- Assignment
Copy the records exactly. Every line must match.

== Segment start ==

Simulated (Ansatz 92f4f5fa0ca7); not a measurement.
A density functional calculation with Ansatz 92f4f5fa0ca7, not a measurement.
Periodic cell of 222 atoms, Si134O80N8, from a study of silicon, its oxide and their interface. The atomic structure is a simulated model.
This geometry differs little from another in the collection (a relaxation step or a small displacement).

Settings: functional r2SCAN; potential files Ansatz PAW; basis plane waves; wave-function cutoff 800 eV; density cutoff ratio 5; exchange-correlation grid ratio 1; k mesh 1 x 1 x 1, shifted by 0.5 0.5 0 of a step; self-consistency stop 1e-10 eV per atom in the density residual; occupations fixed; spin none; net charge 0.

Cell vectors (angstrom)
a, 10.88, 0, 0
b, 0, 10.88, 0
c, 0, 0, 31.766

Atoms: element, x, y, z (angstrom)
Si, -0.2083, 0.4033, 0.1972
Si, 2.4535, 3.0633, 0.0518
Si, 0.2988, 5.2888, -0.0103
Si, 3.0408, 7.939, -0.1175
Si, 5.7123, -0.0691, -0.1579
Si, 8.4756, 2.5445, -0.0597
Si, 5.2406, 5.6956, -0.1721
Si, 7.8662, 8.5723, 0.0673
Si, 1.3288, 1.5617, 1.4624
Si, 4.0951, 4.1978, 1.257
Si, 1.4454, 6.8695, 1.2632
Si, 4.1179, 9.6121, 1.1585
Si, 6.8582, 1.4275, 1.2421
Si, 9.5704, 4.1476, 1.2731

== Segment end ==

- Exercise output
Simulated (Ansatz 92f4f5fa0ca7); not a measurement.
A density functional calculation with Ansatz 92f4f5fa0ca7, not a measurement.
Periodic cell of 222 atoms, Si134O80N8, from a study of silicon, its oxide and their interface. The atomic structure is a simulated model.
This geometry differs little from another in the collection (a relaxation step or a small displacement).

Settings: functional r2SCAN; potential files Ansatz PAW; basis plane waves; wave-function cutoff 800 eV; density cutoff ratio 5; exchange-correlation grid ratio 1; k mesh 1 x 1 x 1, shifted by 0.5 0.5 0 of a step; self-consistency stop 1e-10 eV per atom in the density residual; occupations fixed; spin none; net charge 0.

Cell vectors (angstrom)
a, 10.88, 0, 0
b, 0, 10.88, 0
c, 0, 0, 31.766

Atoms: element, x, y, z (angstrom)
Si, -0.2083, 0.4033, 0.1972
Si, 2.4535, 3.0633, 0.0518
Si, 0.2988, 5.2888, -0.0103
Si, 3.0408, 7.939, -0.1175
Si, 5.7123, -0.0691, -0.1579
Si, 8.4756, 2.5445, -0.0597
Si, 5.2406, 5.6956, -0.1721
Si, 7.8662, 8.5723, 0.0673
Si, 1.3288, 1.5617, 1.4624
Si, 4.0951, 4.1978, 1.257
Si, 1.4454, 6.8695, 1.2632
Si, 4.1179, 9.6121, 1.1585
Si, 6.8582, 1.4275, 1.2421
Si, 9.5704, 4.1476, 1.2731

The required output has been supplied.